» **BRIEF**
Each line below must be written out exactly as shown.

» **SUPPLIED RECORDS**
╭──

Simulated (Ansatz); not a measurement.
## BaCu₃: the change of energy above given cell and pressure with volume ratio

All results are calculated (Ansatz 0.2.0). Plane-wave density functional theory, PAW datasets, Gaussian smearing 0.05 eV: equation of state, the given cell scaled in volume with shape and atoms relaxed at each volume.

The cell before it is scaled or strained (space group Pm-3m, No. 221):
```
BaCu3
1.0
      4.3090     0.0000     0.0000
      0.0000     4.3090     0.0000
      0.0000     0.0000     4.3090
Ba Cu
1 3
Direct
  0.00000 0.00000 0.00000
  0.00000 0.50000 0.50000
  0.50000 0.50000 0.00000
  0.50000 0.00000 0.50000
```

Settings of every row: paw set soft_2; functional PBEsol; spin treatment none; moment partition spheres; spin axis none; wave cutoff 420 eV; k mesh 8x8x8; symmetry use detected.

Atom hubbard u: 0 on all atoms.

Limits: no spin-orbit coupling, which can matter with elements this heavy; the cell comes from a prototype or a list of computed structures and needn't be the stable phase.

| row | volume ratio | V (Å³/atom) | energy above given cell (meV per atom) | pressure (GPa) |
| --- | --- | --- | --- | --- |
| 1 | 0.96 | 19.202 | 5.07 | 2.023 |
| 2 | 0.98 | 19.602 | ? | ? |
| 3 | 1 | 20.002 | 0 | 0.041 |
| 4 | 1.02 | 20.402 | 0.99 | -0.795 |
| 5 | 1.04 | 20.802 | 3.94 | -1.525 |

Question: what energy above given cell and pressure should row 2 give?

╰──

» **EXERCISE SOLUTION**
Simulated (Ansatz); not a measurement.
## BaCu₃: the change of energy above given cell and pressure with volume ratio

All results are calculated (Ansatz 0.2.0). Plane-wave density functional theory, PAW datasets, Gaussian smearing 0.05 eV: equation of state, the given cell scaled in volume with shape and atoms relaxed at each volume.

The cell before it is scaled or strained (space group Pm-3m, No. 221):
```
BaCu3
1.0
      4.3090     0.0000     0.0000
      0.0000     4.3090     0.0000
      0.0000     0.0000     4.3090
Ba Cu
1 3
Direct
  0.00000 0.00000 0.00000
  0.00000 0.50000 0.50000
  0.50000 0.50000 0.00000
  0.50000 0.00000 0.50000
```

Settings of every row: paw set soft_2; functional PBEsol; spin treatment none; moment partition spheres; spin axis none; wave cutoff 420 eV; k mesh 8x8x8; symmetry use detected.

Atom hubbard u: 0 on all atoms.

Limits: no spin-orbit coupling, which can matter with elements this heavy; the cell comes from a prototype or a list of computed structures and needn't be the stable phase.

| row | volume ratio | V (Å³/atom) | energy above given cell (meV per atom) | pressure (GPa) |
| --- | --- | --- | --- | --- |
| 1 | 0.96 | 19.202 | 5.07 | 2.023 |
| 2 | 0.98 | 19.602 | ? | ? |
| 3 | 1 | 20.002 | 0 | 0.041 |
| 4 | 1.02 | 20.402 | 0.99 | -0.795 |
| 5 | 1.04 | 20.802 | 3.94 | -1.525 |

Question: what energy above given cell and pressure should row 2 give?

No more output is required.